----------------

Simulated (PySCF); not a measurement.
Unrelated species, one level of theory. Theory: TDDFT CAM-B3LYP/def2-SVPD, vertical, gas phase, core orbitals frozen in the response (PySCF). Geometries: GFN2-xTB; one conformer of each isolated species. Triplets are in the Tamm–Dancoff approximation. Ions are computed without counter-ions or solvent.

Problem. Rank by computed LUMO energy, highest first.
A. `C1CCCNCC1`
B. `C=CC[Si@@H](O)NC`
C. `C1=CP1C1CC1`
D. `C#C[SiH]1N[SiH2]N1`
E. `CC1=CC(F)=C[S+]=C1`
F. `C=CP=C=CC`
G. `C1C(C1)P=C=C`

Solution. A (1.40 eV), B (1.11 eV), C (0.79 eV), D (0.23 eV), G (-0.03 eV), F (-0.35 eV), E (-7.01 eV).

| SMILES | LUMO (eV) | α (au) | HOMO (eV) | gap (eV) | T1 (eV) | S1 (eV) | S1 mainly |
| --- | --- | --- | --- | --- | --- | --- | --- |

----------------

▶ REQUIREMENT:
Go to the line with "Unrelated species, one" in the entries above and repeat every line from there through the line with "S1 mainly |", exactly and with no other text.

▶ EXERCISE RESULT:
Unrelated species, one level of theory. Theory: TDDFT CAM-B3LYP/def2-SVPD, vertical, gas phase, core orbitals frozen in the response (PySCF). Geometries: GFN2-xTB; one conformer of each isolated species. Triplets are in the Tamm–Dancoff approximation. Ions are computed without counter-ions or solvent.

Problem. Rank by computed LUMO energy, highest first.
A. `C1CCCNCC1`
B. `C=CC[Si@@H](O)NC`
C. `C1=CP1C1CC1`
D. `C#C[SiH]1N[SiH2]N1`
E. `CC1=CC(F)=C[S+]=C1`
F. `C=CP=C=CC`
G. `C1C(C1)P=C=C`

Solution. A (1.40 eV), B (1.11 eV), C (0.79 eV), D (0.23 eV), G (-0.03 eV), F (-0.35 eV), E (-7.01 eV).

| SMILES | LUMO (eV) | α (au) | HOMO (eV) | gap (eV) | T1 (eV) | S1 (eV) | S1 mainly |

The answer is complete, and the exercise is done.